**Work order:** Return only what lies between the first line of the entries and the line containing "there: Ansatz PAW.", both lines included.

**Data excerpts:**
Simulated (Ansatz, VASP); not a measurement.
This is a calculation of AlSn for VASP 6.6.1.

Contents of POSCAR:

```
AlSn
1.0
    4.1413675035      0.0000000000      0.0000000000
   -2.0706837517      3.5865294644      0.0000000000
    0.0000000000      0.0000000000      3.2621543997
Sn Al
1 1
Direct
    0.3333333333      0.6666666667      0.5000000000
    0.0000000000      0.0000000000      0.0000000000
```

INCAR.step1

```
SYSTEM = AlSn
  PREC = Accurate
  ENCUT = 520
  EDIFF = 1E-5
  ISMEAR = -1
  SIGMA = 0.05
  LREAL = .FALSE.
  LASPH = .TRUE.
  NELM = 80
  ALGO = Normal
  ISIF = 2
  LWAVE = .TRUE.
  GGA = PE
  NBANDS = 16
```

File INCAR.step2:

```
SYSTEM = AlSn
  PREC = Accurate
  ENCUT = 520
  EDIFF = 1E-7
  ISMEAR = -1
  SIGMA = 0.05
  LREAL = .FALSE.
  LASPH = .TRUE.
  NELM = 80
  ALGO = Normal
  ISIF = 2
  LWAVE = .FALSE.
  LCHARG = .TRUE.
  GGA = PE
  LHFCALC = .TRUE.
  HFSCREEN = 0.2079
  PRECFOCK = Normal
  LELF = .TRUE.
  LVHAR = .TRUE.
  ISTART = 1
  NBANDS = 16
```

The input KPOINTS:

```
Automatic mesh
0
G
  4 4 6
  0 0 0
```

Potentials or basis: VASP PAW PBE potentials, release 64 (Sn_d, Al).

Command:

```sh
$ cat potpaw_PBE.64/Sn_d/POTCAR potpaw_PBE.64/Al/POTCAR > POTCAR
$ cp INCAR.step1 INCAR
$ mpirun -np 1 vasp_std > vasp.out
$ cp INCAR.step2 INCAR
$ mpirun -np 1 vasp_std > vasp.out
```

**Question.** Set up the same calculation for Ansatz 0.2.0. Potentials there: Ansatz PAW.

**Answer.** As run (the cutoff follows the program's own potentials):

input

**Reply:**
Simulated (Ansatz, VASP); not a measurement.
This is a calculation of AlSn for VASP 6.6.1.

Contents of POSCAR:

```
AlSn
1.0
    4.1413675035      0.0000000000      0.0000000000
   -2.0706837517      3.5865294644      0.0000000000
    0.0000000000      0.0000000000      3.2621543997
Sn Al
1 1
Direct
    0.3333333333      0.6666666667      0.5000000000
    0.0000000000      0.0000000000      0.0000000000
```

INCAR.step1

```
SYSTEM = AlSn
  PREC = Accurate
  ENCUT = 520
  EDIFF = 1E-5
  ISMEAR = -1
  SIGMA = 0.05
  LREAL = .FALSE.
  LASPH = .TRUE.
  NELM = 80
  ALGO = Normal
  ISIF = 2
  LWAVE = .TRUE.
  GGA = PE
  NBANDS = 16
```

File INCAR.step2:

```
SYSTEM = AlSn
  PREC = Accurate
  ENCUT = 520
  EDIFF = 1E-7
  ISMEAR = -1
  SIGMA = 0.05
  LREAL = .FALSE.
  LASPH = .TRUE.
  NELM = 80
  ALGO = Normal
  ISIF = 2
  LWAVE = .FALSE.
  LCHARG = .TRUE.
  GGA = PE
  LHFCALC = .TRUE.
  HFSCREEN = 0.2079
  PRECFOCK = Normal
  LELF = .TRUE.
  LVHAR = .TRUE.
  ISTART = 1
  NBANDS = 16
```

The input KPOINTS:

```
Automatic mesh
0
G
  4 4 6
  0 0 0
```

Potentials or basis: VASP PAW PBE potentials, release 64 (Sn_d, Al).

Command:

```sh
$ cat potpaw_PBE.64/Sn_d/POTCAR potpaw_PBE.64/Al/POTCAR > POTCAR
$ cp INCAR.step1 INCAR
$ mpirun -np 1 vasp_std > vasp.out
$ cp INCAR.step2 INCAR
$ mpirun -np 1 vasp_std > vasp.out
```

**Question.** Set up the same calculation for Ansatz 0.2.0. Potentials there: Ansatz PAW.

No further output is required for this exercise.